- WORK ORDER
Repeat exactly the lines from the start of the entries below through the line containing "Estimate the wall time of this run.". Omit the rest.

*** DATA FOR ANALYSIS ***
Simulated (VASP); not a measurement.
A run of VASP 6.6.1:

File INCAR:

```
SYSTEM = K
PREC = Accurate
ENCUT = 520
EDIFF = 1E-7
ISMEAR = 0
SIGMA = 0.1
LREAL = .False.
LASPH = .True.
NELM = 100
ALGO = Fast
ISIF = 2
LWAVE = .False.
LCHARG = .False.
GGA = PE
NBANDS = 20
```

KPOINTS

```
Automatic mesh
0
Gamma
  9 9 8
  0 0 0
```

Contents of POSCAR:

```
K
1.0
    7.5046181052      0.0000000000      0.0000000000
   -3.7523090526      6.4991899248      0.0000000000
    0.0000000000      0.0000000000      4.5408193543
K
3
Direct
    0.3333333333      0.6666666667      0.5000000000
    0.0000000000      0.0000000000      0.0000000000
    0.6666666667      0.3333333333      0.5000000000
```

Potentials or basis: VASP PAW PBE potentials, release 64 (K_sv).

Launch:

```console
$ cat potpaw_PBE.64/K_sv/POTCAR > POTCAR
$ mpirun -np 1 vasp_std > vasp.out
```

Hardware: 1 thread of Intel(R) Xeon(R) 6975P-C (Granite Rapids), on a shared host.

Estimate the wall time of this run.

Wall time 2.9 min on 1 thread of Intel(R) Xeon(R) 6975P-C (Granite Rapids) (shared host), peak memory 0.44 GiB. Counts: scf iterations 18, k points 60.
***

- SOLUTION
Simulated (VASP); not a measurement.
A run of VASP 6.6.1:

File INCAR:

```
SYSTEM = K
PREC = Accurate
ENCUT = 520
EDIFF = 1E-7
ISMEAR = 0
SIGMA = 0.1
LREAL = .False.
LASPH = .True.
NELM = 100
ALGO = Fast
ISIF = 2
LWAVE = .False.
LCHARG = .False.
GGA = PE
NBANDS = 20
```

KPOINTS

```
Automatic mesh
0
Gamma
  9 9 8
  0 0 0
```

Contents of POSCAR:

```
K
1.0
    7.5046181052      0.0000000000      0.0000000000
   -3.7523090526      6.4991899248      0.0000000000
    0.0000000000      0.0000000000      4.5408193543
K
3
Direct
    0.3333333333      0.6666666667      0.5000000000
    0.0000000000      0.0000000000      0.0000000000
    0.6666666667      0.3333333333      0.5000000000
```

Potentials or basis: VASP PAW PBE potentials, release 64 (K_sv).

Launch:

```console
$ cat potpaw_PBE.64/K_sv/POTCAR > POTCAR
$ mpirun -np 1 vasp_std > vasp.out
```

Hardware: 1 thread of Intel(R) Xeon(R) 6975P-C (Granite Rapids), on a shared host.

Estimate the wall time of this run.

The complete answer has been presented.